Work task –
Please take the records that follow and repeat exactly the lines starting with the line with "SMILES F[C]F (charge" and going on through the line with "Map of the Laplacian".

Raw data –
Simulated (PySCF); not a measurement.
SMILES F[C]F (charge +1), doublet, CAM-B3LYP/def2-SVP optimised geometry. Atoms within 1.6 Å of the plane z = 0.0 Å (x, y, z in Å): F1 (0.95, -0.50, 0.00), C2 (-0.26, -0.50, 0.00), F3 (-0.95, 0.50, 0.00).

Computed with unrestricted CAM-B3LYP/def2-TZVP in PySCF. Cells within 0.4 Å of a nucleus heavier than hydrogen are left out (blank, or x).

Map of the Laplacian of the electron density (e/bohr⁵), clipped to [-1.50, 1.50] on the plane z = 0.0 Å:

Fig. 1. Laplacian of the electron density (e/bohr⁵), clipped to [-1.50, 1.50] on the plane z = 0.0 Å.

Answer area –
SMILES F[C]F (charge +1), doublet, CAM-B3LYP/def2-SVP optimised geometry. Atoms within 1.6 Å of the plane z = 0.0 Å (x, y, z in Å): F1 (0.95, -0.50, 0.00), C2 (-0.26, -0.50, 0.00), F3 (-0.95, 0.50, 0.00).

Computed with unrestricted CAM-B3LYP/def2-TZVP in PySCF. Cells within 0.4 Å of a nucleus heavier than hydrogen are left out (blank, or x).

Map of the Laplacian of the electron density (e/bohr⁵), clipped to [-1.50, 1.50] on the plane z = 0.0 Å:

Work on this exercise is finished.